**Work instruction**. Output the full listing below exactly.

**Extracted records**.
+ + + + +
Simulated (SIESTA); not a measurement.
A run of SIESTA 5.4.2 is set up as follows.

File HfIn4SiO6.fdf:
+ + + + +

**Task result**.
Simulated (SIESTA); not a measurement.
A run of SIESTA 5.4.2 is set up as follows.

File HfIn4SiO6.fdf:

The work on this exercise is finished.